# WORK REQUEST:
What you give back must match the data below character for character.

# STUDY MATERIAL:
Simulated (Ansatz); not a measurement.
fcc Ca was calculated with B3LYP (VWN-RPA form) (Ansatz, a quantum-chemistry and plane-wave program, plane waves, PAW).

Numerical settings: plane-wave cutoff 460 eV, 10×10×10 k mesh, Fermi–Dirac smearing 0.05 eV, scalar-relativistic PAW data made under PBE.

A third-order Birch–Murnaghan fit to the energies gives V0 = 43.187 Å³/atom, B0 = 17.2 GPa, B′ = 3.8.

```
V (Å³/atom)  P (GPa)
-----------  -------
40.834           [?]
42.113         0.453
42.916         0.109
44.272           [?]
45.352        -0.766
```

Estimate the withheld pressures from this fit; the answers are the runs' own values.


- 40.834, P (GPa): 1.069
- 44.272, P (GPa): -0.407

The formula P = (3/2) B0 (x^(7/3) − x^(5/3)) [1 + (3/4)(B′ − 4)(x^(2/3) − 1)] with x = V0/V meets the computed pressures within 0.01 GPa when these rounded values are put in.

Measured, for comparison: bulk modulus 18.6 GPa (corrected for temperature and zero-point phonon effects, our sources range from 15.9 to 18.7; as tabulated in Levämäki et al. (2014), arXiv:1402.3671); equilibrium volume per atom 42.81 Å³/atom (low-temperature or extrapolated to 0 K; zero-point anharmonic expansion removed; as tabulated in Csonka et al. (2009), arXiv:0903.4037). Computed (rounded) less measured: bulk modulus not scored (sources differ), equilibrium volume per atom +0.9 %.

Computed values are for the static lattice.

# EXERCISE RESPONSE:
Simulated (Ansatz); not a measurement.
fcc Ca was calculated with B3LYP (VWN-RPA form) (Ansatz, a quantum-chemistry and plane-wave program, plane waves, PAW).

Numerical settings: plane-wave cutoff 460 eV, 10×10×10 k mesh, Fermi–Dirac smearing 0.05 eV, scalar-relativistic PAW data made under PBE.

A third-order Birch–Murnaghan fit to the energies gives V0 = 43.187 Å³/atom, B0 = 17.2 GPa, B′ = 3.8.

```
V (Å³/atom)  P (GPa)
-----------  -------
40.834           [?]
42.113         0.453
42.916         0.109
44.272           [?]
45.352        -0.766
```

Estimate the withheld pressures from this fit; the answers are the runs' own values.


- 40.834, P (GPa): 1.069
- 44.272, P (GPa): -0.407

The formula P = (3/2) B0 (x^(7/3) − x^(5/3)) [1 + (3/4)(B′ − 4)(x^(2/3) − 1)] with x = V0/V meets the computed pressures within 0.01 GPa when these rounded values are put in.

Measured, for comparison: bulk modulus 18.6 GPa (corrected for temperature and zero-point phonon effects, our sources range from 15.9 to 18.7; as tabulated in Levämäki et al. (2014), arXiv:1402.3671); equilibrium volume per atom 42.81 Å³/atom (low-temperature or extrapolated to 0 K; zero-point anharmonic expansion removed; as tabulated in Csonka et al. (2009), arXiv:0903.4037). Computed (rounded) less measured: bulk modulus not scored (sources differ), equilibrium volume per atom +0.9 %.

Computed values are for the static lattice.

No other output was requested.